*Requirement*
Please reproduce exactly the lines from the start of the records through the one containing "Change from the", and nothing more.

*Extracted information*
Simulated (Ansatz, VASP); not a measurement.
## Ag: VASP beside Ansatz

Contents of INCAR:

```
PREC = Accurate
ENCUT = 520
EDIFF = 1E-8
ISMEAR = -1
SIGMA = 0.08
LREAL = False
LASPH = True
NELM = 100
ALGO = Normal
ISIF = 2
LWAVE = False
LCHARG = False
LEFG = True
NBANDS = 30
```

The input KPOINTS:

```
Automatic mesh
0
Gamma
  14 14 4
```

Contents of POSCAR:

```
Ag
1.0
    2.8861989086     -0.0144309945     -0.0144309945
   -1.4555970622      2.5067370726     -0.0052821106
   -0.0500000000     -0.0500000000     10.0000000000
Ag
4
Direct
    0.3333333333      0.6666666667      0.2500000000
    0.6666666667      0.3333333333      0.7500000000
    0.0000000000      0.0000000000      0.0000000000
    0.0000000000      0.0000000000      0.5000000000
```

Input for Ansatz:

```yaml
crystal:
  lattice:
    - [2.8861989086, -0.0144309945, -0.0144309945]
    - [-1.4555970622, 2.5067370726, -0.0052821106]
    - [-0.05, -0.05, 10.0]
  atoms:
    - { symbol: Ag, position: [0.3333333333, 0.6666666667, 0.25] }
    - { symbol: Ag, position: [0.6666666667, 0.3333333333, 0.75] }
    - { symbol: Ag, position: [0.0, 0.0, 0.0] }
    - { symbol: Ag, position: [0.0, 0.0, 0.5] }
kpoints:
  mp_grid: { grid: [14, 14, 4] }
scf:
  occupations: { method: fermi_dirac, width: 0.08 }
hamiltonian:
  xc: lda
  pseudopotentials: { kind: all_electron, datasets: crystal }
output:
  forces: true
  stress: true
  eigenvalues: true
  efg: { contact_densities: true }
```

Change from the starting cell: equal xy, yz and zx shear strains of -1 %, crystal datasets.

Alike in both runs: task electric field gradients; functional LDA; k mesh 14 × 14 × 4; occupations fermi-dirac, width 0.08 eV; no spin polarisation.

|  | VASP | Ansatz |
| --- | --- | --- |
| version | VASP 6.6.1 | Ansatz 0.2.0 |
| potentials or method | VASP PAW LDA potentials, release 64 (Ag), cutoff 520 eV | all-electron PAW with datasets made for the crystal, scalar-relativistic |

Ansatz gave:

*Solution*
Simulated (Ansatz, VASP); not a measurement.
## Ag: VASP beside Ansatz

Contents of INCAR:

```
PREC = Accurate
ENCUT = 520
EDIFF = 1E-8
ISMEAR = -1
SIGMA = 0.08
LREAL = False
LASPH = True
NELM = 100
ALGO = Normal
ISIF = 2
LWAVE = False
LCHARG = False
LEFG = True
NBANDS = 30
```

The input KPOINTS:

```
Automatic mesh
0
Gamma
  14 14 4
```

Contents of POSCAR:

```
Ag
1.0
    2.8861989086     -0.0144309945     -0.0144309945
   -1.4555970622      2.5067370726     -0.0052821106
   -0.0500000000     -0.0500000000     10.0000000000
Ag
4
Direct
    0.3333333333      0.6666666667      0.2500000000
    0.6666666667      0.3333333333      0.7500000000
    0.0000000000      0.0000000000      0.0000000000
    0.0000000000      0.0000000000      0.5000000000
```

Input for Ansatz:

```yaml
crystal:
  lattice:
    - [2.8861989086, -0.0144309945, -0.0144309945]
    - [-1.4555970622, 2.5067370726, -0.0052821106]
    - [-0.05, -0.05, 10.0]
  atoms:
    - { symbol: Ag, position: [0.3333333333, 0.6666666667, 0.25] }
    - { symbol: Ag, position: [0.6666666667, 0.3333333333, 0.75] }
    - { symbol: Ag, position: [0.0, 0.0, 0.0] }
    - { symbol: Ag, position: [0.0, 0.0, 0.5] }
kpoints:
  mp_grid: { grid: [14, 14, 4] }
scf:
  occupations: { method: fermi_dirac, width: 0.08 }
hamiltonian:
  xc: lda
  pseudopotentials: { kind: all_electron, datasets: crystal }
output:
  forces: true
  stress: true
  eigenvalues: true
  efg: { contact_densities: true }
```

Change from the starting cell: equal xy, yz and zx shear strains of -1 %, crystal datasets.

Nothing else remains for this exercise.